Information given:
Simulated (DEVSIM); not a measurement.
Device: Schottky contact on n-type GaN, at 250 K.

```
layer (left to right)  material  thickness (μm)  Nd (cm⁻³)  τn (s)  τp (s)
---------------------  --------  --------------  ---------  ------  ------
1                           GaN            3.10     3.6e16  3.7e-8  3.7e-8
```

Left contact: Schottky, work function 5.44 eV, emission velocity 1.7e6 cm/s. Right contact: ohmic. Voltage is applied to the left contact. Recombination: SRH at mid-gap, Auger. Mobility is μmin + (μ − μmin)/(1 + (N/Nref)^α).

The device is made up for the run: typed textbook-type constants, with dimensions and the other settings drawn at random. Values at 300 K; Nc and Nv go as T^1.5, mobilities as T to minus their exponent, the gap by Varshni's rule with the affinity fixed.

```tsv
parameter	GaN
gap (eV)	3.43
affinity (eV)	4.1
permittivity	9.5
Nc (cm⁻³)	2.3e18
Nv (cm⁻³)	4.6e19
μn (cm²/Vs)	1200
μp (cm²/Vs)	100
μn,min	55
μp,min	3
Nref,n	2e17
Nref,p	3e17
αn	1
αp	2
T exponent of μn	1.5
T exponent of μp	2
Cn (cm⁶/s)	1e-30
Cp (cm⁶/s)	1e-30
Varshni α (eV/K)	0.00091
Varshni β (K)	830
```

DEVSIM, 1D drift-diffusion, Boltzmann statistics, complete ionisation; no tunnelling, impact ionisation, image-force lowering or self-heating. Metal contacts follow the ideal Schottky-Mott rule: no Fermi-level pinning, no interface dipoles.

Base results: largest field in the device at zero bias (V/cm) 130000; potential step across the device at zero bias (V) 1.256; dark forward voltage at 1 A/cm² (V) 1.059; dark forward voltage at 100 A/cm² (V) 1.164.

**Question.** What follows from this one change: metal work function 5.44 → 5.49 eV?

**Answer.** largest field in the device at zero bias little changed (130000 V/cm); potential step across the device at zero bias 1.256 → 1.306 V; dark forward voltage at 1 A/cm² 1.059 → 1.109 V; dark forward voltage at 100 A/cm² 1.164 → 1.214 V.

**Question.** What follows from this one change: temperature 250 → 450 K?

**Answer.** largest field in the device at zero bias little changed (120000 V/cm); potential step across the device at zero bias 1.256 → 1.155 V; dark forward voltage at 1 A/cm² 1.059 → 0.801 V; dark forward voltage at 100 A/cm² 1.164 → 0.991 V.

Brief:
Take the line above containing "Left contact: Schottky, work", the line containing "5.44 → 5.49 eV?", and all lines in between, and copy them exactly without anything else.

Answer box:
Left contact: Schottky, work function 5.44 eV, emission velocity 1.7e6 cm/s. Right contact: ohmic. Voltage is applied to the left contact. Recombination: SRH at mid-gap, Auger. Mobility is μmin + (μ − μmin)/(1 + (N/Nref)^α).

The device is made up for the run: typed textbook-type constants, with dimensions and the other settings drawn at random. Values at 300 K; Nc and Nv go as T^1.5, mobilities as T to minus their exponent, the gap by Varshni's rule with the affinity fixed.

```tsv
parameter	GaN
gap (eV)	3.43
affinity (eV)	4.1
permittivity	9.5
Nc (cm⁻³)	2.3e18
Nv (cm⁻³)	4.6e19
μn (cm²/Vs)	1200
μp (cm²/Vs)	100
μn,min	55
μp,min	3
Nref,n	2e17
Nref,p	3e17
αn	1
αp	2
T exponent of μn	1.5
T exponent of μp	2
Cn (cm⁶/s)	1e-30
Cp (cm⁶/s)	1e-30
Varshni α (eV/K)	0.00091
Varshni β (K)	830
```

DEVSIM, 1D drift-diffusion, Boltzmann statistics, complete ionisation; no tunnelling, impact ionisation, image-force lowering or self-heating. Metal contacts follow the ideal Schottky-Mott rule: no Fermi-level pinning, no interface dipoles.

Base results: largest field in the device at zero bias (V/cm) 130000; potential step across the device at zero bias (V) 1.256; dark forward voltage at 1 A/cm² (V) 1.059; dark forward voltage at 100 A/cm² (V) 1.164.

**Question.** What follows from this one change: metal work function 5.44 → 5.49 eV?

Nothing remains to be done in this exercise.